> [Input data]
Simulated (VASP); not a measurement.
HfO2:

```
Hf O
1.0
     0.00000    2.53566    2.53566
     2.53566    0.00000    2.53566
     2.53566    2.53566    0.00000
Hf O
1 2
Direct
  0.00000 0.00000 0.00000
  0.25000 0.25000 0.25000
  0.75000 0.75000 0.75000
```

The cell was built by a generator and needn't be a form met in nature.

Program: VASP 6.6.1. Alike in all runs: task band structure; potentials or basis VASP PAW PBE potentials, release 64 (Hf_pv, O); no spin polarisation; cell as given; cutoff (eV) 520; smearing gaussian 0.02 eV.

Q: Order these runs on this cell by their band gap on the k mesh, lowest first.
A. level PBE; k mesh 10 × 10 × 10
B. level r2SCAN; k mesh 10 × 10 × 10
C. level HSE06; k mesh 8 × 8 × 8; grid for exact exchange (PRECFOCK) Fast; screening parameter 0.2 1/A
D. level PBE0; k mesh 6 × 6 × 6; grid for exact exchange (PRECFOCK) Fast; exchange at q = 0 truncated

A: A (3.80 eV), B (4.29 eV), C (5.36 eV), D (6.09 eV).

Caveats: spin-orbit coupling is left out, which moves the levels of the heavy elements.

> [Work instruction] Reproduce only the lines above, starting at the line with "C. level HSE06;" and ending at the line with "A: A (3.80 eV), B", exactly as written.

> [Problem solution]
C. level HSE06; k mesh 8 × 8 × 8; grid for exact exchange (PRECFOCK) Fast; screening parameter 0.2 1/A
D. level PBE0; k mesh 6 × 6 × 6; grid for exact exchange (PRECFOCK) Fast; exchange at q = 0 truncated

A: A (3.80 eV), B (4.29 eV), C (5.36 eV), D (6.09 eV).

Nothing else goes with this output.